- **WORK TASK**:
Scan the records beneath this line for the line holding "Model: reference Helmholtz-energy" and the line holding "(kJ/(kg K)) |", then transcribe exactly those two and all lines between.

- **STORED DATA**:
↓

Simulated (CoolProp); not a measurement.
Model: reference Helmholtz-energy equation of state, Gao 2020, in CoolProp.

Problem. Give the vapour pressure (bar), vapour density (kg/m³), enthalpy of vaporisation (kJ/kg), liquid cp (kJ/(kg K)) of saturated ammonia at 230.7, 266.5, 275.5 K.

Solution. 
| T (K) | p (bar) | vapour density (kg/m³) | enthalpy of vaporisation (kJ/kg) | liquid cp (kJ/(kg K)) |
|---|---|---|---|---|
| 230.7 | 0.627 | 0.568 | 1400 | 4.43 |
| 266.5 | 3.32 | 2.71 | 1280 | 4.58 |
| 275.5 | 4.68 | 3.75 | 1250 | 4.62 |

↑

- **EXERCISE OUTPUT**:
Model: reference Helmholtz-energy equation of state, Gao 2020, in CoolProp.

Problem. Give the vapour pressure (bar), vapour density (kg/m³), enthalpy of vaporisation (kJ/kg), liquid cp (kJ/(kg K)) of saturated ammonia at 230.7, 266.5, 275.5 K.

Solution. 
| T (K) | p (bar) | vapour density (kg/m³) | enthalpy of vaporisation (kJ/kg) | liquid cp (kJ/(kg K)) |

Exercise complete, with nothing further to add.